-- Listed records follows --

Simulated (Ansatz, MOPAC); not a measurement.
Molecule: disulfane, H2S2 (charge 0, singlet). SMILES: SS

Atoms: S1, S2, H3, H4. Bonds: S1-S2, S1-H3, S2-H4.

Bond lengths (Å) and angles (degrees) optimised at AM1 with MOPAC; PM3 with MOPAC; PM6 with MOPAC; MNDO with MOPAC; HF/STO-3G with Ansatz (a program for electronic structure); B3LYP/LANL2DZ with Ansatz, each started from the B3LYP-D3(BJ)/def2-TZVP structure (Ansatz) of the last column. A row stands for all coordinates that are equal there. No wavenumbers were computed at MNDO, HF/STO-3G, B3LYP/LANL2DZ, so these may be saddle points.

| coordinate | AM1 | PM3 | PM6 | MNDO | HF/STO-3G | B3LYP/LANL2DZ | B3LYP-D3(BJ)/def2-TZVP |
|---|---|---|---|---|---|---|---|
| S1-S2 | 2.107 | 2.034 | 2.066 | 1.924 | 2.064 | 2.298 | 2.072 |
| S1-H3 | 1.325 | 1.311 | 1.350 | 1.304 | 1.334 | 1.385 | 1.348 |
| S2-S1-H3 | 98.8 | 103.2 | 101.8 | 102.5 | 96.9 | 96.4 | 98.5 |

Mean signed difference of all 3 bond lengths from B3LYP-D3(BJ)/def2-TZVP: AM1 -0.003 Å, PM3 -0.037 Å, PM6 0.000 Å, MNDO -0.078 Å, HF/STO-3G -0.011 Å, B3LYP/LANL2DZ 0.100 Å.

-- Listed records concluded --

Required action: The required output is the exact run of lines from the beginning of the records to the line with "96.4 | 98.5 |", that line included.

Task response:
Simulated (Ansatz, MOPAC); not a measurement.
Molecule: disulfane, H2S2 (charge 0, singlet). SMILES: SS

Atoms: S1, S2, H3, H4. Bonds: S1-S2, S1-H3, S2-H4.

Bond lengths (Å) and angles (degrees) optimised at AM1 with MOPAC; PM3 with MOPAC; PM6 with MOPAC; MNDO with MOPAC; HF/STO-3G with Ansatz (a program for electronic structure); B3LYP/LANL2DZ with Ansatz, each started from the B3LYP-D3(BJ)/def2-TZVP structure (Ansatz) of the last column. A row stands for all coordinates that are equal there. No wavenumbers were computed at MNDO, HF/STO-3G, B3LYP/LANL2DZ, so these may be saddle points.

| coordinate | AM1 | PM3 | PM6 | MNDO | HF/STO-3G | B3LYP/LANL2DZ | B3LYP-D3(BJ)/def2-TZVP |
|---|---|---|---|---|---|---|---|
| S1-S2 | 2.107 | 2.034 | 2.066 | 1.924 | 2.064 | 2.298 | 2.072 |
| S1-H3 | 1.325 | 1.311 | 1.350 | 1.304 | 1.334 | 1.385 | 1.348 |
| S2-S1-H3 | 98.8 | 103.2 | 101.8 | 102.5 | 96.9 | 96.4 | 98.5 |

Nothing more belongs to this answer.